**Dataset content**
☆ ☆ ☆ ☆ ☆
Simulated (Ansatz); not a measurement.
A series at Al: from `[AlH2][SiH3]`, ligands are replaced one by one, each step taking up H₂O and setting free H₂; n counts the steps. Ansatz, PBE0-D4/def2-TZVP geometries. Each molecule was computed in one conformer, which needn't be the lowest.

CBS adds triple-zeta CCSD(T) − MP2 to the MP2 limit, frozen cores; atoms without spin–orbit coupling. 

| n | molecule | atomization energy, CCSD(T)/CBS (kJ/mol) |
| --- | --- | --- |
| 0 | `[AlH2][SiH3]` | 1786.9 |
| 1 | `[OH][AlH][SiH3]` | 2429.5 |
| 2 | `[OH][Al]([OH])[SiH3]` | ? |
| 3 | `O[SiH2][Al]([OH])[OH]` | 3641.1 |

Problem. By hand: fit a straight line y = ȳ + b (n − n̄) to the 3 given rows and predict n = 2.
☆ ☆ ☆ ☆ ☆

**Work item**
A word-for-word copy of the listing is the expected answer.

**Exercise answer**
Simulated (Ansatz); not a measurement.
A series at Al: from `[AlH2][SiH3]`, ligands are replaced one by one, each step taking up H₂O and setting free H₂; n counts the steps. Ansatz, PBE0-D4/def2-TZVP geometries. Each molecule was computed in one conformer, which needn't be the lowest.

CBS adds triple-zeta CCSD(T) − MP2 to the MP2 limit, frozen cores; atoms without spin–orbit coupling. 

| n | molecule | atomization energy, CCSD(T)/CBS (kJ/mol) |
| --- | --- | --- |
| 0 | `[AlH2][SiH3]` | 1786.9 |
| 1 | `[OH][AlH][SiH3]` | 2429.5 |
| 2 | `[OH][Al]([OH])[SiH3]` | ? |
| 3 | `O[SiH2][Al]([OH])[OH]` | 3641.1 |

Problem. By hand: fit a straight line y = ȳ + b (n − n̄) to the 3 given rows and predict n = 2.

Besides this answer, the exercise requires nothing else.